#### MATERIAL PROVIDED:
╭──

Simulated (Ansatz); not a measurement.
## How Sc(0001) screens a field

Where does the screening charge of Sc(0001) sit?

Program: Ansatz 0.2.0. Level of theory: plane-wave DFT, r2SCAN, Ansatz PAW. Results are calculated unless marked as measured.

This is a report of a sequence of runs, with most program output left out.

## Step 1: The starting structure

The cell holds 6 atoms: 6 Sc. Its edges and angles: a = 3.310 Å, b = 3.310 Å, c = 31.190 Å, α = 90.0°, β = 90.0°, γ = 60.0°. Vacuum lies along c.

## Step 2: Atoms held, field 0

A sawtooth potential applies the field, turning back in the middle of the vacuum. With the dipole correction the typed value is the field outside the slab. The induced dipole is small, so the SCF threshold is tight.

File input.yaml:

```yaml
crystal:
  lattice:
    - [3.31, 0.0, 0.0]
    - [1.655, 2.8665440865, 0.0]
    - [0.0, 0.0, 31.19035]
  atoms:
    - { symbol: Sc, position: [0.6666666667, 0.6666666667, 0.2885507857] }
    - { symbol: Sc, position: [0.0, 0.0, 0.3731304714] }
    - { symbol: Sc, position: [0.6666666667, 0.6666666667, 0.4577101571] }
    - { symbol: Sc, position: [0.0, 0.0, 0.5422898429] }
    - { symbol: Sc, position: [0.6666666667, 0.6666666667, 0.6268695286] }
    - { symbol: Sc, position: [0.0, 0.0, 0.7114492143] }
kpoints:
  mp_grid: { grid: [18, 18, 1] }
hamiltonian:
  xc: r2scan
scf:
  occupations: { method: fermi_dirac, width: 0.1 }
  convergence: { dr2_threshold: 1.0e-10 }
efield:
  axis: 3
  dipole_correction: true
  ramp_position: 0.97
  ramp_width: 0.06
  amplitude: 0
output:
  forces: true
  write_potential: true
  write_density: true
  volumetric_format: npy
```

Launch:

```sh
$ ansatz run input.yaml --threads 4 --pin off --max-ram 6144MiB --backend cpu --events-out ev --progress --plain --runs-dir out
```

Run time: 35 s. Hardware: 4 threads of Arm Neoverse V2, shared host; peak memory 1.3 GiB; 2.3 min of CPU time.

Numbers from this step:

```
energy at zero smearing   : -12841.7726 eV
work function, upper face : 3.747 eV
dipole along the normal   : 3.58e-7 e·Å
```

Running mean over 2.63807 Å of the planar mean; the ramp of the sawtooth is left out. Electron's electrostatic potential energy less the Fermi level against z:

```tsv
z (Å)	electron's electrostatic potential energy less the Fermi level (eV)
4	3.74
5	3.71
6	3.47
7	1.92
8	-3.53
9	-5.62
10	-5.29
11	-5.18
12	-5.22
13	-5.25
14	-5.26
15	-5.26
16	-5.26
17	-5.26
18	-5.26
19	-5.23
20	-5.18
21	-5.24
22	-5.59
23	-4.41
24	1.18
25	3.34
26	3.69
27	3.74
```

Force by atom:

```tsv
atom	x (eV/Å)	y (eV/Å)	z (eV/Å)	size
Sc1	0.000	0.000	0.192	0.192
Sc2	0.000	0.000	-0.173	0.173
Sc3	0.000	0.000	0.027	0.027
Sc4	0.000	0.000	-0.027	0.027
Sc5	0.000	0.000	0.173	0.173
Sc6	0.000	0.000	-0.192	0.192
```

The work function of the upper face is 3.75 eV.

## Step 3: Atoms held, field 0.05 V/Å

╰──

Above are the entries; repeat their lines exactly, from the first through the one that contains "This is a report".

#### WORKED SOLUTION:
Simulated (Ansatz); not a measurement.
## How Sc(0001) screens a field

Where does the screening charge of Sc(0001) sit?

Program: Ansatz 0.2.0. Level of theory: plane-wave DFT, r2SCAN, Ansatz PAW. Results are calculated unless marked as measured.

This is a report of a sequence of runs, with most program output left out.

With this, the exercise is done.